Source data:
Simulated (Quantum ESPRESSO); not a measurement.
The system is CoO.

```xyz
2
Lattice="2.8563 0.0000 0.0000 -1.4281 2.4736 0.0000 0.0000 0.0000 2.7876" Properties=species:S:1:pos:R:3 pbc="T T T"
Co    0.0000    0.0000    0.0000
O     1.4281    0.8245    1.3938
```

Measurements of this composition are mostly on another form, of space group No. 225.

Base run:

Exercise: Retype the data shown above so that each line matches the original.

Task solution:
Simulated (Quantum ESPRESSO); not a measurement.
The system is CoO.

```xyz
2
Lattice="2.8563 0.0000 0.0000 -1.4281 2.4736 0.0000 0.0000 0.0000 2.7876" Properties=species:S:1:pos:R:3 pbc="T T T"
Co    0.0000    0.0000    0.0000
O     1.4281    0.8245    1.3938
```

Measurements of this composition are mostly on another form, of space group No. 225.

Base run:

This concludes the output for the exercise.